Assigned task. How does the data below read from its first line through the line containing "(cm⁻³) | 1.04e19 |"? Print those lines exactly.

Extracted entries.
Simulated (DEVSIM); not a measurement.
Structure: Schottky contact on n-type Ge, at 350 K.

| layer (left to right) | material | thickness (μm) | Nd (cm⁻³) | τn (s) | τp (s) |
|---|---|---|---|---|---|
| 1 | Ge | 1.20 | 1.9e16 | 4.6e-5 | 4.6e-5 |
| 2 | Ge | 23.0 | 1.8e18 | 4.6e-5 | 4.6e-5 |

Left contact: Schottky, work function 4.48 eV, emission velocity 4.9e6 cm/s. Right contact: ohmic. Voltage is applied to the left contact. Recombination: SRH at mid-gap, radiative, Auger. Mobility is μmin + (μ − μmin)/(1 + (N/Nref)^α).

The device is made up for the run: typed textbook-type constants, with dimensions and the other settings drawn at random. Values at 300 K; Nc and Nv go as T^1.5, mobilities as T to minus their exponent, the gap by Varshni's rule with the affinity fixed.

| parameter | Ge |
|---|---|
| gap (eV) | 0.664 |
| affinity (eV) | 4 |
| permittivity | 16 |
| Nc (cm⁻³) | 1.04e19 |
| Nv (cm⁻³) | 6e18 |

Result.
Simulated (DEVSIM); not a measurement.
Structure: Schottky contact on n-type Ge, at 350 K.

| layer (left to right) | material | thickness (μm) | Nd (cm⁻³) | τn (s) | τp (s) |
|---|---|---|---|---|---|
| 1 | Ge | 1.20 | 1.9e16 | 4.6e-5 | 4.6e-5 |
| 2 | Ge | 23.0 | 1.8e18 | 4.6e-5 | 4.6e-5 |

Left contact: Schottky, work function 4.48 eV, emission velocity 4.9e6 cm/s. Right contact: ohmic. Voltage is applied to the left contact. Recombination: SRH at mid-gap, radiative, Auger. Mobility is μmin + (μ − μmin)/(1 + (N/Nref)^α).

The device is made up for the run: typed textbook-type constants, with dimensions and the other settings drawn at random. Values at 300 K; Nc and Nv go as T^1.5, mobilities as T to minus their exponent, the gap by Varshni's rule with the affinity fixed.

| parameter | Ge |
|---|---|
| gap (eV) | 0.664 |
| affinity (eV) | 4 |
| permittivity | 16 |
| Nc (cm⁻³) | 1.04e19 |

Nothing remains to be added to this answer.